TASK ITEM → Extract the complete data exactly as given.

GIVEN INFORMATION →

=====

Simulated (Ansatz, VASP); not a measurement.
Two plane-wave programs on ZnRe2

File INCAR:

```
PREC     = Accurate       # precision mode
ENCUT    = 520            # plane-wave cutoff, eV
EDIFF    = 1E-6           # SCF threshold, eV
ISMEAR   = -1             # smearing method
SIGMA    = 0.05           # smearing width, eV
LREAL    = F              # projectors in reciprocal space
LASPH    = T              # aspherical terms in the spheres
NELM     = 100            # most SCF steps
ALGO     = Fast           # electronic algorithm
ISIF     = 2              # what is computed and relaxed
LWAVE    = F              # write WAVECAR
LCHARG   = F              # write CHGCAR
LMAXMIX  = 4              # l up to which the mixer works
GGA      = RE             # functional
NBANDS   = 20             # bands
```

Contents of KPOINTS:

=====

EXERCISE RESPONSE →
Simulated (Ansatz, VASP); not a measurement.
Two plane-wave programs on ZnRe2

File INCAR:

```
PREC     = Accurate       # precision mode
ENCUT    = 520            # plane-wave cutoff, eV
EDIFF    = 1E-6           # SCF threshold, eV
ISMEAR   = -1             # smearing method
SIGMA    = 0.05           # smearing width, eV
LREAL    = F              # projectors in reciprocal space
LASPH    = T              # aspherical terms in the spheres
NELM     = 100            # most SCF steps
ALGO     = Fast           # electronic algorithm
ISIF     = 2              # what is computed and relaxed
LWAVE    = F              # write WAVECAR
LCHARG   = F              # write CHGCAR
LMAXMIX  = 4              # l up to which the mixer works
GGA      = RE             # functional
NBANDS   = 20             # bands
```

Contents of KPOINTS:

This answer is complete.